▶ Task item:
Look below for the line that contains "Electrons: 1×10 +", then copy it and each following line exactly, through and including the line that contains "num_wann = 2 × (1×5 + 3×3) = 28.".

##### Recorded data
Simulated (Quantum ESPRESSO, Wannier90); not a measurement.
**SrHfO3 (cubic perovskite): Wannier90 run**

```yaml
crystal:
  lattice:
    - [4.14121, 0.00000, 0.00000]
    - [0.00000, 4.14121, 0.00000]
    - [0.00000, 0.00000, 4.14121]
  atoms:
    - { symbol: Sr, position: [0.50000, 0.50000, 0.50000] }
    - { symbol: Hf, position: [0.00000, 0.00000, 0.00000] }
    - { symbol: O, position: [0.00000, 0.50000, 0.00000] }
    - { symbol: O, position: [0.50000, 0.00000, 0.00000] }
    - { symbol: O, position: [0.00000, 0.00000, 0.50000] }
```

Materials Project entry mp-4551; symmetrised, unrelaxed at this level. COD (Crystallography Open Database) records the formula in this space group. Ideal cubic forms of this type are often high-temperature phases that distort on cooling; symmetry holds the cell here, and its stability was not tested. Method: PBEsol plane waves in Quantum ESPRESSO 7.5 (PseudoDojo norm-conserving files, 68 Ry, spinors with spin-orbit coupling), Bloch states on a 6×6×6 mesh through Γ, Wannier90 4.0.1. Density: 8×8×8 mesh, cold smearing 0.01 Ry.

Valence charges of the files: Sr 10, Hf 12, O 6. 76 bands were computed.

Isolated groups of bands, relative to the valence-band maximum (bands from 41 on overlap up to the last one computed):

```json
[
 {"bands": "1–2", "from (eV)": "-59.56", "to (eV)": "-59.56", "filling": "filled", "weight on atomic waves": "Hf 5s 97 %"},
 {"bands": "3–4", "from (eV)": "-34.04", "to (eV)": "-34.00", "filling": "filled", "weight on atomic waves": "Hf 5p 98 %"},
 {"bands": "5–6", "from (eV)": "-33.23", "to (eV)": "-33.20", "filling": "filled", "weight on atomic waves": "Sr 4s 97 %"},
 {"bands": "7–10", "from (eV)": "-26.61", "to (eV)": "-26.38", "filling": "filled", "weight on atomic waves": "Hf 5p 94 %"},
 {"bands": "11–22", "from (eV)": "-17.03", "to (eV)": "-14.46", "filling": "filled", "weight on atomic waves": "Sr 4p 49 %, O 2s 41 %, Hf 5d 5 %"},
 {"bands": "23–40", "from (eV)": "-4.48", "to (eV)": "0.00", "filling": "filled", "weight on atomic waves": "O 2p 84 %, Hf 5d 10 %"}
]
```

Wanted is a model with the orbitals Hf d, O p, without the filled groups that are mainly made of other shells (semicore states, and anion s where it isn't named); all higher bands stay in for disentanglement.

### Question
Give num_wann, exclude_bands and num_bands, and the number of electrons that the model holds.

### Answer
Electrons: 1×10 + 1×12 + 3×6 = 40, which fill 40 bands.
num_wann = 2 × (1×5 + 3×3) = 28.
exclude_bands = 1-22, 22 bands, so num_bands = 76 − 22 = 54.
##########

▶ Task response:
Electrons: 1×10 + 1×12 + 3×6 = 40, which fill 40 bands.
num_wann = 2 × (1×5 + 3×3) = 28.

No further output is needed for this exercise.